» **Work request**
Everything from the line containing "Potentials or basis: VASP" through the line containing "Problem. Estimate the wall time of this run." should be repeated exactly, and nothing else from the data.

====== Record excerpts

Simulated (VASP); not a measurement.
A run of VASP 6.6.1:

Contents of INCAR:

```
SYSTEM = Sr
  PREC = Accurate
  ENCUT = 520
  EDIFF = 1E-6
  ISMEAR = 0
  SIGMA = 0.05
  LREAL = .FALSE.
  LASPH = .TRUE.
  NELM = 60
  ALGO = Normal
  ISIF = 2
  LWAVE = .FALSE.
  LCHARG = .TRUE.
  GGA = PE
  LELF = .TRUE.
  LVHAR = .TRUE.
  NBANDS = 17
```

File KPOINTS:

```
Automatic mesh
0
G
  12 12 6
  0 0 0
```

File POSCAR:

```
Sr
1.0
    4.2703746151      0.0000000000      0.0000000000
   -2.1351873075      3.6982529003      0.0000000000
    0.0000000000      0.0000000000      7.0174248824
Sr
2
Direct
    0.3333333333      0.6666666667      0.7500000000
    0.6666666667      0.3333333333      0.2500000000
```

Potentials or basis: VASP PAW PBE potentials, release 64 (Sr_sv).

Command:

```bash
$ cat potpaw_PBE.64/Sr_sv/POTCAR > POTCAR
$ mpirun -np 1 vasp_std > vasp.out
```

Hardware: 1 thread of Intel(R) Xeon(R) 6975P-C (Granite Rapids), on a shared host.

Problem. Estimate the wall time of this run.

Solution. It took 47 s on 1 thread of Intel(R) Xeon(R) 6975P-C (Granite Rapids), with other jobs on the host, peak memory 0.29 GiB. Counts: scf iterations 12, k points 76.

============

» **Written response**
Potentials or basis: VASP PAW PBE potentials, release 64 (Sr_sv).

Command:

```bash
$ cat potpaw_PBE.64/Sr_sv/POTCAR > POTCAR
$ mpirun -np 1 vasp_std > vasp.out
```

Hardware: 1 thread of Intel(R) Xeon(R) 6975P-C (Granite Rapids), on a shared host.

Problem. Estimate the wall time of this run.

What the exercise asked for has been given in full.